◆ ◆ ◆
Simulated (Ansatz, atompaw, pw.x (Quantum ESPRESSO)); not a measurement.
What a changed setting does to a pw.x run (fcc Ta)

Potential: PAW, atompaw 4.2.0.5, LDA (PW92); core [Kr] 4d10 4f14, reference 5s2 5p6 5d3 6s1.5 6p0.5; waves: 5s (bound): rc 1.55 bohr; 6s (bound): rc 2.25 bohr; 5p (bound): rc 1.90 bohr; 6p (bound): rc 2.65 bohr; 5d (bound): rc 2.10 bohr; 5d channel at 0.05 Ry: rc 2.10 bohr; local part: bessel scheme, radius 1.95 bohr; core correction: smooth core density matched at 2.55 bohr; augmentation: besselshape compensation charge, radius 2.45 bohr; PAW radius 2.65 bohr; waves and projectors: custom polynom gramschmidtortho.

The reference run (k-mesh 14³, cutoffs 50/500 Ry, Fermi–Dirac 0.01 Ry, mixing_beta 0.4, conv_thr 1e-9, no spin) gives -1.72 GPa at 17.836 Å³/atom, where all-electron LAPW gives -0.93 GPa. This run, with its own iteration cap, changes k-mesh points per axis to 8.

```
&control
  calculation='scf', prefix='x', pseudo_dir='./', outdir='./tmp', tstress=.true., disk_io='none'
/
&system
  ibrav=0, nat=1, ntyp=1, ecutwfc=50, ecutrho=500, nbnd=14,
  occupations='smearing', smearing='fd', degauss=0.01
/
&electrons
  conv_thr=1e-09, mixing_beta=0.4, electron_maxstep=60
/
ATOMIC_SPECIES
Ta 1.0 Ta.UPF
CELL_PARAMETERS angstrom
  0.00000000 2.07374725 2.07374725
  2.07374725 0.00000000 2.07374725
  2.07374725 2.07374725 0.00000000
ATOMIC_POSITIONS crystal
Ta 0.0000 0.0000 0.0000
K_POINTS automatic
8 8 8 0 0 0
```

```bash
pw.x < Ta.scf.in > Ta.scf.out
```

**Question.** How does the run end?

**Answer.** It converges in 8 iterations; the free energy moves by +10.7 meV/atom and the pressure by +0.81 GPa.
◆ ◆ ◆

**WORK REQUEST:**
All that should appear in the response is the run of lines from the first line of the entries through the line containing "Potential: PAW, atompaw", copied exactly.

**ANSWER BOX:**
Simulated (Ansatz, atompaw, pw.x (Quantum ESPRESSO)); not a measurement.
What a changed setting does to a pw.x run (fcc Ta)

Potential: PAW, atompaw 4.2.0.5, LDA (PW92); core [Kr] 4d10 4f14, reference 5s2 5p6 5d3 6s1.5 6p0.5; waves: 5s (bound): rc 1.55 bohr; 6s (bound): rc 2.25 bohr; 5p (bound): rc 1.90 bohr; 6p (bound): rc 2.65 bohr; 5d (bound): rc 2.10 bohr; 5d channel at 0.05 Ry: rc 2.10 bohr; local part: bessel scheme, radius 1.95 bohr; core correction: smooth core density matched at 2.55 bohr; augmentation: besselshape compensation charge, radius 2.45 bohr; PAW radius 2.65 bohr; waves and projectors: custom polynom gramschmidtortho.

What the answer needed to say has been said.